Brief: One part of the entries below is wanted: the lines from the one containing "mesh: 5 × 5 × 4" through the one containing "0.6, 0.0] μB". Write those out exactly and nothing else.

============

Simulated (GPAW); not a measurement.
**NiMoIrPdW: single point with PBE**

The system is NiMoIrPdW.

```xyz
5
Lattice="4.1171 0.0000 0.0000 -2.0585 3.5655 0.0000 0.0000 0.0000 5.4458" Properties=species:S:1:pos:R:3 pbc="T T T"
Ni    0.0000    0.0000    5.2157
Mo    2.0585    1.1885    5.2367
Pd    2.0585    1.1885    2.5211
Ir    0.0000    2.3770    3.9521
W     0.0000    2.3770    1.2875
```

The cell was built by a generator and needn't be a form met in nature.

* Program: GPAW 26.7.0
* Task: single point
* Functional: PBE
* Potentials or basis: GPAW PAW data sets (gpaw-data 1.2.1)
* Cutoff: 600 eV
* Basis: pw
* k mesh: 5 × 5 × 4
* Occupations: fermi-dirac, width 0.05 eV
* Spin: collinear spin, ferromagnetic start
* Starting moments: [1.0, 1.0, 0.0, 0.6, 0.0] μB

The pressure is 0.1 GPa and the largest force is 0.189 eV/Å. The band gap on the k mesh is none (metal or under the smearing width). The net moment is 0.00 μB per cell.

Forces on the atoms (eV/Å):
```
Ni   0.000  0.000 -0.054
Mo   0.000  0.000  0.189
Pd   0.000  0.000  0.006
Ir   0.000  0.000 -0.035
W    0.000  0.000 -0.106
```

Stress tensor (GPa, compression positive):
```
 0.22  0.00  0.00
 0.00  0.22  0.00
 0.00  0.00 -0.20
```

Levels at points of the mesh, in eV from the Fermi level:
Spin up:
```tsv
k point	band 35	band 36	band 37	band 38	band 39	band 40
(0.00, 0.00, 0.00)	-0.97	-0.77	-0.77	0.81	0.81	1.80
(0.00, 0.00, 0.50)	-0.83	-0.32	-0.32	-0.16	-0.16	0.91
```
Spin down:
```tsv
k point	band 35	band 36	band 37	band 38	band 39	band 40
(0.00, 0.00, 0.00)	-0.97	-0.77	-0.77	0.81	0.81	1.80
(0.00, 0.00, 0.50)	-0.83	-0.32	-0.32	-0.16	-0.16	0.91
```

============

Response:
* k mesh: 5 × 5 × 4
* Occupations: fermi-dirac, width 0.05 eV
* Spin: collinear spin, ferromagnetic start
* Starting moments: [1.0, 1.0, 0.0, 0.6, 0.0] μB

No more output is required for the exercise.